Activity:
The stretch wanted below opens at the line containing "force (eV/Å) |" and closes at the line containing "A k mesh can". Please return it exactly, with no other lines.

[[ Extracted records open ]]

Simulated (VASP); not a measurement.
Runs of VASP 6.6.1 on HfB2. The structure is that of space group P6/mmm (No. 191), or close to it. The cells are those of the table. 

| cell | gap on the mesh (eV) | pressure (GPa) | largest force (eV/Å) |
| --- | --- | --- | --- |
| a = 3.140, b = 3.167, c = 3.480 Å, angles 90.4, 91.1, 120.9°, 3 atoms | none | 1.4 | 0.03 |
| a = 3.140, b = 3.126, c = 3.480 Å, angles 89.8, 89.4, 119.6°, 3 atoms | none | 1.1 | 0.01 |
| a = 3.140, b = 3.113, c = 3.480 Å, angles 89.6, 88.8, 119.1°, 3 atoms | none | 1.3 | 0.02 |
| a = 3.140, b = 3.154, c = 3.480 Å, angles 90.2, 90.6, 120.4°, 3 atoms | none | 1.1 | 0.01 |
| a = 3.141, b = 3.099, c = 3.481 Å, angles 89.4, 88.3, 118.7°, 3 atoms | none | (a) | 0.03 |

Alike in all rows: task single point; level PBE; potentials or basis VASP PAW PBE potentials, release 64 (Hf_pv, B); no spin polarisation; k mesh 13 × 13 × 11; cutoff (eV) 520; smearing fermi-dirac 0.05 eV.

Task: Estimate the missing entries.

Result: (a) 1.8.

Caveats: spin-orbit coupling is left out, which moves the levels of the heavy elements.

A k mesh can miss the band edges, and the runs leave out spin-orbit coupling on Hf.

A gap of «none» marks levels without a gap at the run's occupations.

[[ Extracted records closed ]]

Answer box:
| cell | gap on the mesh (eV) | pressure (GPa) | largest force (eV/Å) |
| --- | --- | --- | --- |
| a = 3.140, b = 3.167, c = 3.480 Å, angles 90.4, 91.1, 120.9°, 3 atoms | none | 1.4 | 0.03 |
| a = 3.140, b = 3.126, c = 3.480 Å, angles 89.8, 89.4, 119.6°, 3 atoms | none | 1.1 | 0.01 |
| a = 3.140, b = 3.113, c = 3.480 Å, angles 89.6, 88.8, 119.1°, 3 atoms | none | 1.3 | 0.02 |
| a = 3.140, b = 3.154, c = 3.480 Å, angles 90.2, 90.6, 120.4°, 3 atoms | none | 1.1 | 0.01 |
| a = 3.141, b = 3.099, c = 3.481 Å, angles 89.4, 88.3, 118.7°, 3 atoms | none | (a) | 0.03 |

Alike in all rows: task single point; level PBE; potentials or basis VASP PAW PBE potentials, release 64 (Hf_pv, B); no spin polarisation; k mesh 13 × 13 × 11; cutoff (eV) 520; smearing fermi-dirac 0.05 eV.

Task: Estimate the missing entries.

Result: (a) 1.8.

Caveats: spin-orbit coupling is left out, which moves the levels of the heavy elements.

A k mesh can miss the band edges, and the runs leave out spin-orbit coupling on Hf.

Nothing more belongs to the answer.